▶ Given data
═══
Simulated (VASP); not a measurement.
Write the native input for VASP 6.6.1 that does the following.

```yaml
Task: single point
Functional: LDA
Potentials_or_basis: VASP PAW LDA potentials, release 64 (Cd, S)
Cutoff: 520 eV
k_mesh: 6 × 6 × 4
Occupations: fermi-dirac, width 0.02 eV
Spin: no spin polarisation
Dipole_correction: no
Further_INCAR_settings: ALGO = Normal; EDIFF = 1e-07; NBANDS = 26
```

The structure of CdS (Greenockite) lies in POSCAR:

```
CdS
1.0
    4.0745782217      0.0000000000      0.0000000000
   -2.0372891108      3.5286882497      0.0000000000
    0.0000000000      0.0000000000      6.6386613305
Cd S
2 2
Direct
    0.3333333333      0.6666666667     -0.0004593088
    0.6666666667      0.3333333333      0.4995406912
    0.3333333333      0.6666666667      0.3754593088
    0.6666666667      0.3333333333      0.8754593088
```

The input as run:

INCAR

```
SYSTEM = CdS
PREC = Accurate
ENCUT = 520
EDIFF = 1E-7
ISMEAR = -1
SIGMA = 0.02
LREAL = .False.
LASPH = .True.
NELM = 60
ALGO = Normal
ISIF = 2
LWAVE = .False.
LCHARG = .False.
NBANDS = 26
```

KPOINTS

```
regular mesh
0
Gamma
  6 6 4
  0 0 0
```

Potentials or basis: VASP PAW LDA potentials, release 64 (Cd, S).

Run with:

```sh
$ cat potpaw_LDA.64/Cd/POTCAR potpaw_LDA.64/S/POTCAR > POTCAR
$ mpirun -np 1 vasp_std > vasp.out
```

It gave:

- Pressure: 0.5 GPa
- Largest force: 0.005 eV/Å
═══

▶ Work order
Set down each line exactly as it appears, starting at the top of the data and ending at the line containing "- Pressure: 0.5 GPa", and include no other lines.

▶ Written reply
Simulated (VASP); not a measurement.
Write the native input for VASP 6.6.1 that does the following.

```yaml
Task: single point
Functional: LDA
Potentials_or_basis: VASP PAW LDA potentials, release 64 (Cd, S)
Cutoff: 520 eV
k_mesh: 6 × 6 × 4
Occupations: fermi-dirac, width 0.02 eV
Spin: no spin polarisation
Dipole_correction: no
Further_INCAR_settings: ALGO = Normal; EDIFF = 1e-07; NBANDS = 26
```

The structure of CdS (Greenockite) lies in POSCAR:

```
CdS
1.0
    4.0745782217      0.0000000000      0.0000000000
   -2.0372891108      3.5286882497      0.0000000000
    0.0000000000      0.0000000000      6.6386613305
Cd S
2 2
Direct
    0.3333333333      0.6666666667     -0.0004593088
    0.6666666667      0.3333333333      0.4995406912
    0.3333333333      0.6666666667      0.3754593088
    0.6666666667      0.3333333333      0.8754593088
```

The input as run:

INCAR

```
SYSTEM = CdS
PREC = Accurate
ENCUT = 520
EDIFF = 1E-7
ISMEAR = -1
SIGMA = 0.02
LREAL = .False.
LASPH = .True.
NELM = 60
ALGO = Normal
ISIF = 2
LWAVE = .False.
LCHARG = .False.
NBANDS = 26
```

KPOINTS

```
regular mesh
0
Gamma
  6 6 4
  0 0 0
```

Potentials or basis: VASP PAW LDA potentials, release 64 (Cd, S).

Run with:

```sh
$ cat potpaw_LDA.64/Cd/POTCAR potpaw_LDA.64/S/POTCAR > POTCAR
$ mpirun -np 1 vasp_std > vasp.out
```

It gave:

- Pressure: 0.5 GPa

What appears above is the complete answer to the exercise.